── Stored data
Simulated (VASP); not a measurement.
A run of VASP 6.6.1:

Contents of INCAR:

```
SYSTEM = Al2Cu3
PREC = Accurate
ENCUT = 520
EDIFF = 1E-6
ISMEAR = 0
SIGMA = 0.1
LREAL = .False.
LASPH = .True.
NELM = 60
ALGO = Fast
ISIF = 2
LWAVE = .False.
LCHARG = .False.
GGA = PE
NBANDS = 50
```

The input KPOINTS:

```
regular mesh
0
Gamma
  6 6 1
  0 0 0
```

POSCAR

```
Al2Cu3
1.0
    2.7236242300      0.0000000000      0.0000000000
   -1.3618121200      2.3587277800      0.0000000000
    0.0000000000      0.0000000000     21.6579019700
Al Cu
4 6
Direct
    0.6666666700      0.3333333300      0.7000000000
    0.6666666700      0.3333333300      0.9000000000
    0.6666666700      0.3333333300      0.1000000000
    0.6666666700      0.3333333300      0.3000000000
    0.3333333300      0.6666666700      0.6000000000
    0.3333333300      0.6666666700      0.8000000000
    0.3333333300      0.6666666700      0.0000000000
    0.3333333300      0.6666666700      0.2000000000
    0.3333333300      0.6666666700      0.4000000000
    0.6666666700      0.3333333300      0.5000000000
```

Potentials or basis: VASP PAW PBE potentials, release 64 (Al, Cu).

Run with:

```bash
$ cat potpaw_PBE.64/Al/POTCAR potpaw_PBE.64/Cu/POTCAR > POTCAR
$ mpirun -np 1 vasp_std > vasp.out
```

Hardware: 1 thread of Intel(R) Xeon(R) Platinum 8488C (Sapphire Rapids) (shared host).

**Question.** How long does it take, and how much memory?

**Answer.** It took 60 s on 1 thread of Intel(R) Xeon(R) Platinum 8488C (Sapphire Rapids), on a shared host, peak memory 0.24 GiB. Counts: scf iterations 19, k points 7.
────

_Exercise_
Reproduce, please, the lines of the material from its first line down to the line containing "how much memory?", keeping both ends and nothing beyond them.

_Exercise result_
Simulated (VASP); not a measurement.
A run of VASP 6.6.1:

Contents of INCAR:

```
SYSTEM = Al2Cu3
PREC = Accurate
ENCUT = 520
EDIFF = 1E-6
ISMEAR = 0
SIGMA = 0.1
LREAL = .False.
LASPH = .True.
NELM = 60
ALGO = Fast
ISIF = 2
LWAVE = .False.
LCHARG = .False.
GGA = PE
NBANDS = 50
```

The input KPOINTS:

```
regular mesh
0
Gamma
  6 6 1
  0 0 0
```

POSCAR

```
Al2Cu3
1.0
    2.7236242300      0.0000000000      0.0000000000
   -1.3618121200      2.3587277800      0.0000000000
    0.0000000000      0.0000000000     21.6579019700
Al Cu
4 6
Direct
    0.6666666700      0.3333333300      0.7000000000
    0.6666666700      0.3333333300      0.9000000000
    0.6666666700      0.3333333300      0.1000000000
    0.6666666700      0.3333333300      0.3000000000
    0.3333333300      0.6666666700      0.6000000000
    0.3333333300      0.6666666700      0.8000000000
    0.3333333300      0.6666666700      0.0000000000
    0.3333333300      0.6666666700      0.2000000000
    0.3333333300      0.6666666700      0.4000000000
    0.6666666700      0.3333333300      0.5000000000
```

Potentials or basis: VASP PAW PBE potentials, release 64 (Al, Cu).

Run with:

```bash
$ cat potpaw_PBE.64/Al/POTCAR potpaw_PBE.64/Cu/POTCAR > POTCAR
$ mpirun -np 1 vasp_std > vasp.out
```

Hardware: 1 thread of Intel(R) Xeon(R) Platinum 8488C (Sapphire Rapids) (shared host).

**Question.** How long does it take, and how much memory?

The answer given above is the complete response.